┌──

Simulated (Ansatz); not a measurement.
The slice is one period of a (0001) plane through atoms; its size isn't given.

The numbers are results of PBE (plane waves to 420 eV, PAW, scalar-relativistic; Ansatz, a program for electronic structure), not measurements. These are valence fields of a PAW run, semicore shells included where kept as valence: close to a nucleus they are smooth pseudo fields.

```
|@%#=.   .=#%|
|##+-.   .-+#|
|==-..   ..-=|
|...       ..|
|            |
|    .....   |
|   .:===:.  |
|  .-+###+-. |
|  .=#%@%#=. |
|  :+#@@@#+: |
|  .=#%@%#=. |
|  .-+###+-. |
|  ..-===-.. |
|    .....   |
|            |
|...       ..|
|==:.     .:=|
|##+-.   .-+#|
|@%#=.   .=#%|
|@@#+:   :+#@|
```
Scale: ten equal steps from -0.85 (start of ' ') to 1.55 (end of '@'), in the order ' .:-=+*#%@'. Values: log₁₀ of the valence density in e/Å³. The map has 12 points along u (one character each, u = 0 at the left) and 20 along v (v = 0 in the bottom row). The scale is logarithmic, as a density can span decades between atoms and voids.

└──

Each line of the data should be transcribed exactly.

> [Task result]:
Simulated (Ansatz); not a measurement.
The slice is one period of a (0001) plane through atoms; its size isn't given.

The numbers are results of PBE (plane waves to 420 eV, PAW, scalar-relativistic; Ansatz, a program for electronic structure), not measurements. These are valence fields of a PAW run, semicore shells included where kept as valence: close to a nucleus they are smooth pseudo fields.

```
|@%#=.   .=#%|
|##+-.   .-+#|
|==-..   ..-=|
|...       ..|
|            |
|    .....   |
|   .:===:.  |
|  .-+###+-. |
|  .=#%@%#=. |
|  :+#@@@#+: |
|  .=#%@%#=. |
|  .-+###+-. |
|  ..-===-.. |
|    .....   |
|            |
|...       ..|
|==:.     .:=|
|##+-.   .-+#|
|@%#=.   .=#%|
|@@#+:   :+#@|
```
Scale: ten equal steps from -0.85 (start of ' ') to 1.55 (end of '@'), in the order ' .:-=+*#%@'. Values: log₁₀ of the valence density in e/Å³. The map has 12 points along u (one character each, u = 0 at the left) and 20 along v (v = 0 in the bottom row). The scale is logarithmic, as a density can span decades between atoms and voids.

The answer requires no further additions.